# Required action:
In full and word for word, print the data below.

# Recorded data:
-.-.-
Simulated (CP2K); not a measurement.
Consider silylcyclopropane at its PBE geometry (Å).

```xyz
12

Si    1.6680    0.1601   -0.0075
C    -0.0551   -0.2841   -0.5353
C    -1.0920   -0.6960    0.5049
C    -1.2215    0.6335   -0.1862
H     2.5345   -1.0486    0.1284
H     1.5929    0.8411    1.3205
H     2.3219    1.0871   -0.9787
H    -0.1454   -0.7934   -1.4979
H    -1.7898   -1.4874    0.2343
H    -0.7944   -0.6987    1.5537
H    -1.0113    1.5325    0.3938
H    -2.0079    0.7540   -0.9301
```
-.-.-

# Written response:
Simulated (CP2K); not a measurement.
Consider silylcyclopropane at its PBE geometry (Å).

```xyz
12

Si    1.6680    0.1601   -0.0075
C    -0.0551   -0.2841   -0.5353
C    -1.0920   -0.6960    0.5049
C    -1.2215    0.6335   -0.1862
H     2.5345   -1.0486    0.1284
H     1.5929    0.8411    1.3205
H     2.3219    1.0871   -0.9787
H    -0.1454   -0.7934   -1.4979
H    -1.7898   -1.4874    0.2343
H    -0.7944   -0.6987    1.5537
H    -1.0113    1.5325    0.3938
H    -2.0079    0.7540   -0.9301
```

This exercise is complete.